### Stored data
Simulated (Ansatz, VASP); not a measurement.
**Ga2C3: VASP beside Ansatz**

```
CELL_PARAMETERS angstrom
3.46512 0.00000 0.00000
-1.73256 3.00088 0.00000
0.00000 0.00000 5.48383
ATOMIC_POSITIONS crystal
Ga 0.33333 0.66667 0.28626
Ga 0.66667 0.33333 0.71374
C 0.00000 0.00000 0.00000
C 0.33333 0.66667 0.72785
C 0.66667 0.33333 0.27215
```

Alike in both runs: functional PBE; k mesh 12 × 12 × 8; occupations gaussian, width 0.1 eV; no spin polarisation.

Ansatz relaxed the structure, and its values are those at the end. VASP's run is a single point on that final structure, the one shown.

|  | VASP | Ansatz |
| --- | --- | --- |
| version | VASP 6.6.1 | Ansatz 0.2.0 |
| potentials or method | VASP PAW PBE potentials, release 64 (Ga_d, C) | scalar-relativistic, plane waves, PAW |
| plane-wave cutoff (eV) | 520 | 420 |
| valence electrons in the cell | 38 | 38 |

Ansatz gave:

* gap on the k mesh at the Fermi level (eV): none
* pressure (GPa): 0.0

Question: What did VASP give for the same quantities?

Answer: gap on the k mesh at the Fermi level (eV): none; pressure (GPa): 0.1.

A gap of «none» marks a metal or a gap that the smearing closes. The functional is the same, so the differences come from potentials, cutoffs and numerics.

### Brief
In the entries above, find the line with "waves, PAW |" and the line with "Answer: gap on", then restate word for word both of them and every line between, with nothing more.

### Response area
| potentials or method | VASP PAW PBE potentials, release 64 (Ga_d, C) | scalar-relativistic, plane waves, PAW |
| plane-wave cutoff (eV) | 520 | 420 |
| valence electrons in the cell | 38 | 38 |

Ansatz gave:

* gap on the k mesh at the Fermi level (eV): none
* pressure (GPa): 0.0

Question: What did VASP give for the same quantities?

Answer: gap on the k mesh at the Fermi level (eV): none; pressure (GPa): 0.1.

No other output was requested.